**ACTION ITEM**
Take the entries below and print, exactly, the stretch from the line containing "- Density = 4.23 g/cm³" through the line containing "- k-mesh = 9×8×7", both included.

**RECORD EXCERPTS**
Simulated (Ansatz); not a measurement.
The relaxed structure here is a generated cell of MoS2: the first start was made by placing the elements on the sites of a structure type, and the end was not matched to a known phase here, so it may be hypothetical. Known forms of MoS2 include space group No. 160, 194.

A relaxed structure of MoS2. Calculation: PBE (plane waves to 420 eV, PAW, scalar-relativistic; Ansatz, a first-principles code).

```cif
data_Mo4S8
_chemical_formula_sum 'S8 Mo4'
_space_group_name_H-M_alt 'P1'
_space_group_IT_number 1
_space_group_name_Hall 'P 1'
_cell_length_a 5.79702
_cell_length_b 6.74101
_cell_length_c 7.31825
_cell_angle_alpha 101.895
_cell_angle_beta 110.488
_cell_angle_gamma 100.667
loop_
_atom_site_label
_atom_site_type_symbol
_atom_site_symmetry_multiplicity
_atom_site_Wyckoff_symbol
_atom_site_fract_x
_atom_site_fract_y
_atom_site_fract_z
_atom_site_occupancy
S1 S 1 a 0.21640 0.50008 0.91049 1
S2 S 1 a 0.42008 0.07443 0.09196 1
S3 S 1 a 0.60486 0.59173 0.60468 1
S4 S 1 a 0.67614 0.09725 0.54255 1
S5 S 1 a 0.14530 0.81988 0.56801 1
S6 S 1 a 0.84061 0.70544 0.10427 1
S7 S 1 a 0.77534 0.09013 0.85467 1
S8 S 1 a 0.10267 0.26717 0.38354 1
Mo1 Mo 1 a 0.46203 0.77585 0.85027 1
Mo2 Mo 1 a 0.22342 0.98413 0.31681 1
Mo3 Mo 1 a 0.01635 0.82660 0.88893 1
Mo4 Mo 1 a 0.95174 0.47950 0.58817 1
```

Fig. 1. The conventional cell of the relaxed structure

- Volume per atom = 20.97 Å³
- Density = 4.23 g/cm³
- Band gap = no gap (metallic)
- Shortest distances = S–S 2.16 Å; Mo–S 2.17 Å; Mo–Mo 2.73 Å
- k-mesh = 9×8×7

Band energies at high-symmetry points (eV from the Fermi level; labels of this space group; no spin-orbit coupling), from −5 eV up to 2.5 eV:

**EXERCISE ANSWER**
- Density = 4.23 g/cm³
- Band gap = no gap (metallic)
- Shortest distances = S–S 2.16 Å; Mo–S 2.17 Å; Mo–Mo 2.73 Å
- k-mesh = 9×8×7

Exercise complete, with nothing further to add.